▶ **Action item**:
Write out, precisely and in full, each line of the material.

▶ **Provided data**:
········

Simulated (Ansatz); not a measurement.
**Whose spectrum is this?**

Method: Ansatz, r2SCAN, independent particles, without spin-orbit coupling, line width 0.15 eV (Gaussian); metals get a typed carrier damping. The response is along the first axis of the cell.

········

▶ **Task answer**:
Simulated (Ansatz); not a measurement.
**Whose spectrum is this?**

Method: Ansatz, r2SCAN, independent particles, without spin-orbit coupling, line width 0.15 eV (Gaussian); metals get a typed carrier damping. The response is along the first axis of the cell.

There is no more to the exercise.